— TASK ITEM —
Below this sentence is a listing; return exactly its lines from the one with "Crystal: SnSe." to the one with "Caveats: semilocal functionals", both kept, and nothing more.

— INFORMATION SHOWN —
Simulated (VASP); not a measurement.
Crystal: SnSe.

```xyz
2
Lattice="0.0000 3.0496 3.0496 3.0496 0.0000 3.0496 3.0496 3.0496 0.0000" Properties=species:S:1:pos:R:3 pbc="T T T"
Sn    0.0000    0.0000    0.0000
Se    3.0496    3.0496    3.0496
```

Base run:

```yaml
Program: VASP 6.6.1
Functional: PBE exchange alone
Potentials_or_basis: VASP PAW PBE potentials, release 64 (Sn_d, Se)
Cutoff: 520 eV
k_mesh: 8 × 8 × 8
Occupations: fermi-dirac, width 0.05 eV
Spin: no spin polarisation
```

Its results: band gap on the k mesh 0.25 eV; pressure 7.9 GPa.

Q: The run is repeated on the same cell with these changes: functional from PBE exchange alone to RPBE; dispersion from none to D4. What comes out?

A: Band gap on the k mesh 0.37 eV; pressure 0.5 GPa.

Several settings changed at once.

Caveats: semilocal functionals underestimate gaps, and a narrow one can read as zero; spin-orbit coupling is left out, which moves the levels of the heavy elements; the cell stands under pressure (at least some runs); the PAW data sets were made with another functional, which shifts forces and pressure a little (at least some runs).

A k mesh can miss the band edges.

— YOUR RESPONSE —
Crystal: SnSe.

```xyz
2
Lattice="0.0000 3.0496 3.0496 3.0496 0.0000 3.0496 3.0496 3.0496 0.0000" Properties=species:S:1:pos:R:3 pbc="T T T"
Sn    0.0000    0.0000    0.0000
Se    3.0496    3.0496    3.0496
```

Base run:

```yaml
Program: VASP 6.6.1
Functional: PBE exchange alone
Potentials_or_basis: VASP PAW PBE potentials, release 64 (Sn_d, Se)
Cutoff: 520 eV
k_mesh: 8 × 8 × 8
Occupations: fermi-dirac, width 0.05 eV
Spin: no spin polarisation
```

Its results: band gap on the k mesh 0.25 eV; pressure 7.9 GPa.

Q: The run is repeated on the same cell with these changes: functional from PBE exchange alone to RPBE; dispersion from none to D4. What comes out?

A: Band gap on the k mesh 0.37 eV; pressure 0.5 GPa.

Several settings changed at once.

Caveats: semilocal functionals underestimate gaps, and a narrow one can read as zero; spin-orbit coupling is left out, which moves the levels of the heavy elements; the cell stands under pressure (at least some runs); the PAW data sets were made with another functional, which shifts forces and pressure a little (at least some runs).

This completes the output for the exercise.